*Excerpted records*
***
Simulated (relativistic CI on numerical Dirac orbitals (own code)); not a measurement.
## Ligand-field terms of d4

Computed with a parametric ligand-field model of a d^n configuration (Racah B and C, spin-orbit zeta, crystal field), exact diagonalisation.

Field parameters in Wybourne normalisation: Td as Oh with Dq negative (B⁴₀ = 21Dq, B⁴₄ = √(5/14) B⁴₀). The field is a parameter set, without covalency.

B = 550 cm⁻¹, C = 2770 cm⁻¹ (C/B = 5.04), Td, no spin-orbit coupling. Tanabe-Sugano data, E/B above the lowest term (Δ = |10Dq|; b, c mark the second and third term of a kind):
***

*Exercise*
Each line from the start of the records through the line holding "Computed with a" must be returned exactly; nothing else belongs in the answer.

*Your response*
Simulated (relativistic CI on numerical Dirac orbitals (own code)); not a measurement.
## Ligand-field terms of d4

Computed with a parametric ligand-field model of a d^n configuration (Racah B and C, spin-orbit zeta, crystal field), exact diagonalisation.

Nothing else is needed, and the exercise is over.